*ASSIGNED TASK*:
When the line containing "correction | no |" is found in the data below, copy it and each line after it through the line containing "Question: Estimate the wall time of this run.", exactly and with no others.

★ ★ ★

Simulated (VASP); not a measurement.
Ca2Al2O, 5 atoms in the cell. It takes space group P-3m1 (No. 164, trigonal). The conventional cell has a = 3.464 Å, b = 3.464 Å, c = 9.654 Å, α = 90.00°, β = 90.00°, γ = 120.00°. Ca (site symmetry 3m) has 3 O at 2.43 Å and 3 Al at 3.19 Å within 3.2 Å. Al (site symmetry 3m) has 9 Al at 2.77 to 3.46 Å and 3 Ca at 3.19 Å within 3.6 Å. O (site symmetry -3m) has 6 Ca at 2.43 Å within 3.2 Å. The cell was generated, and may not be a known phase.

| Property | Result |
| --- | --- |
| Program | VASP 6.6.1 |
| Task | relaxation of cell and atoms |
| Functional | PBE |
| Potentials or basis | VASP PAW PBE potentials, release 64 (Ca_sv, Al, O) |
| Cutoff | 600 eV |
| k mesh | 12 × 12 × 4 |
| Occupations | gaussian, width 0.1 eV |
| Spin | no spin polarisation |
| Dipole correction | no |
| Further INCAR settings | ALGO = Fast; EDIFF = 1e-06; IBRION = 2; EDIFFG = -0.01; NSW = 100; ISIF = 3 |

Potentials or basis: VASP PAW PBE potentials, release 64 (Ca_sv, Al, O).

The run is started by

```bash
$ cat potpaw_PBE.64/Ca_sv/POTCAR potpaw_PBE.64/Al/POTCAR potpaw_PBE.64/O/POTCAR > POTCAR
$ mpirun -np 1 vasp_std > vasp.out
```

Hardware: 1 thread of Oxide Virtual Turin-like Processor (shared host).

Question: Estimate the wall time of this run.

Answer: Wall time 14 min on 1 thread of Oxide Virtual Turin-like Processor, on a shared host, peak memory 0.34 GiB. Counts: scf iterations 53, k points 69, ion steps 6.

★ ★ ★

*TASK SOLUTION*:
| Dipole correction | no |
| Further INCAR settings | ALGO = Fast; EDIFF = 1e-06; IBRION = 2; EDIFFG = -0.01; NSW = 100; ISIF = 3 |

Potentials or basis: VASP PAW PBE potentials, release 64 (Ca_sv, Al, O).

The run is started by

```bash
$ cat potpaw_PBE.64/Ca_sv/POTCAR potpaw_PBE.64/Al/POTCAR potpaw_PBE.64/O/POTCAR > POTCAR
$ mpirun -np 1 vasp_std > vasp.out
```

Hardware: 1 thread of Oxide Virtual Turin-like Processor (shared host).

Question: Estimate the wall time of this run.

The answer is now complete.